• **Work order**: Every record must be copied out exactly.

• **Input data**:
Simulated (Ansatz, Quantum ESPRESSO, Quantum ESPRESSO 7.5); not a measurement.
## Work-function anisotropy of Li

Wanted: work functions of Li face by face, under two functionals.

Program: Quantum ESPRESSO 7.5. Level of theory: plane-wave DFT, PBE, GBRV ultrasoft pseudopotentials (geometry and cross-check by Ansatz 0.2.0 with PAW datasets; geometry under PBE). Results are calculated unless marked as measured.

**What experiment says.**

• **Task result**:
Simulated (Ansatz, Quantum ESPRESSO, Quantum ESPRESSO 7.5); not a measurement.
## Work-function anisotropy of Li

Wanted: work functions of Li face by face, under two functionals.

Program: Quantum ESPRESSO 7.5. Level of theory: plane-wave DFT, PBE, GBRV ultrasoft pseudopotentials (geometry and cross-check by Ansatz 0.2.0 with PAW datasets; geometry under PBE). Results are calculated unless marked as measured.

**What experiment says.**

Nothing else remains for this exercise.